[ACTIVITY] Each entry below is to be copied verbatim.

[SUPPLIED INFORMATION]
┏━━

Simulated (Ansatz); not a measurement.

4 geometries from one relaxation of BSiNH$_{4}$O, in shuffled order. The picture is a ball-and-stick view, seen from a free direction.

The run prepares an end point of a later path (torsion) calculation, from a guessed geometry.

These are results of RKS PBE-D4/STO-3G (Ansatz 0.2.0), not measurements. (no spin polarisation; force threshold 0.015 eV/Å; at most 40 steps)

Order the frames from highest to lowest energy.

┗━━

[RESULT]
Simulated (Ansatz); not a measurement.

4 geometries from one relaxation of BSiNH$_{4}$O, in shuffled order. The picture is a ball-and-stick view, seen from a free direction.

The run prepares an end point of a later path (torsion) calculation, from a guessed geometry.

These are results of RKS PBE-D4/STO-3G (Ansatz 0.2.0), not measurements. (no spin polarisation; force threshold 0.015 eV/Å; at most 40 steps)

Order the frames from highest to lowest energy.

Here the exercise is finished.